Requirement: Write out the data again in full, exactly as it reads.

********

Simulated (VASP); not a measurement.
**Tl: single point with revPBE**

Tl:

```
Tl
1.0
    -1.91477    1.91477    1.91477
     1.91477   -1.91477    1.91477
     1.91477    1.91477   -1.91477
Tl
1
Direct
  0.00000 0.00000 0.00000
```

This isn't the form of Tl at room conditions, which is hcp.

********

Exercise result:
Simulated (VASP); not a measurement.
**Tl: single point with revPBE**

Tl:

```
Tl
1.0
    -1.91477    1.91477    1.91477
     1.91477   -1.91477    1.91477
     1.91477    1.91477   -1.91477
Tl
1
Direct
  0.00000 0.00000 0.00000
```

This isn't the form of Tl at room conditions, which is hcp.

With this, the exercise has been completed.